— Work order —
Could you copy, exactly as written, every line from the first line of the records through the one containing "The run stopped"?

— Information given —
════════════════════

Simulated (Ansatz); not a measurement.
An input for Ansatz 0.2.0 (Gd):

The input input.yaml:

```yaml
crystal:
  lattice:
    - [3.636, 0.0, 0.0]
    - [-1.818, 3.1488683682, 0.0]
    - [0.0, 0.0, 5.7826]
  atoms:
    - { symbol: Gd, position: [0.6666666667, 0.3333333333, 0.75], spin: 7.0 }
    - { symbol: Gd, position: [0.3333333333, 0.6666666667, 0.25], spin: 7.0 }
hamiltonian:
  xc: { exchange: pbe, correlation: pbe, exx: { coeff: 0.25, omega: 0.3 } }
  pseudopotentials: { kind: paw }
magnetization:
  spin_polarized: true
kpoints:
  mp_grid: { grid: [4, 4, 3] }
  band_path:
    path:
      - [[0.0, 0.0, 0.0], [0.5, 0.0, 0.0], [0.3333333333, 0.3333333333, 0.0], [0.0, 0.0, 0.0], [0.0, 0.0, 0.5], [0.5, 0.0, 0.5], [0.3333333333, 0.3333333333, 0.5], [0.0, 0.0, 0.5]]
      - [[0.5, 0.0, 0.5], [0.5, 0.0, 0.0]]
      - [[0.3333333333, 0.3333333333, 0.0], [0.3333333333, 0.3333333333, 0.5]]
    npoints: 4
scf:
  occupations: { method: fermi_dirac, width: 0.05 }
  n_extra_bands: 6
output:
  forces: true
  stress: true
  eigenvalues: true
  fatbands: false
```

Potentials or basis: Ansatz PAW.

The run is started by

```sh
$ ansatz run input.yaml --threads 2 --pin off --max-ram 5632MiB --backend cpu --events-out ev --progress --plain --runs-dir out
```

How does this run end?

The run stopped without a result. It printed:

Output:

════════════════════

— Task result —
Simulated (Ansatz); not a measurement.
An input for Ansatz 0.2.0 (Gd):

The input input.yaml:

```yaml
crystal:
  lattice:
    - [3.636, 0.0, 0.0]
    - [-1.818, 3.1488683682, 0.0]
    - [0.0, 0.0, 5.7826]
  atoms:
    - { symbol: Gd, position: [0.6666666667, 0.3333333333, 0.75], spin: 7.0 }
    - { symbol: Gd, position: [0.3333333333, 0.6666666667, 0.25], spin: 7.0 }
hamiltonian:
  xc: { exchange: pbe, correlation: pbe, exx: { coeff: 0.25, omega: 0.3 } }
  pseudopotentials: { kind: paw }
magnetization:
  spin_polarized: true
kpoints:
  mp_grid: { grid: [4, 4, 3] }
  band_path:
    path:
      - [[0.0, 0.0, 0.0], [0.5, 0.0, 0.0], [0.3333333333, 0.3333333333, 0.0], [0.0, 0.0, 0.0], [0.0, 0.0, 0.5], [0.5, 0.0, 0.5], [0.3333333333, 0.3333333333, 0.5], [0.0, 0.0, 0.5]]
      - [[0.5, 0.0, 0.5], [0.5, 0.0, 0.0]]
      - [[0.3333333333, 0.3333333333, 0.0], [0.3333333333, 0.3333333333, 0.5]]
    npoints: 4
scf:
  occupations: { method: fermi_dirac, width: 0.05 }
  n_extra_bands: 6
output:
  forces: true
  stress: true
  eigenvalues: true
  fatbands: false
```

Potentials or basis: Ansatz PAW.

The run is started by

```sh
$ ansatz run input.yaml --threads 2 --pin off --max-ram 5632MiB --backend cpu --events-out ev --progress --plain --runs-dir out
```

How does this run end?

The run stopped without a result. It printed:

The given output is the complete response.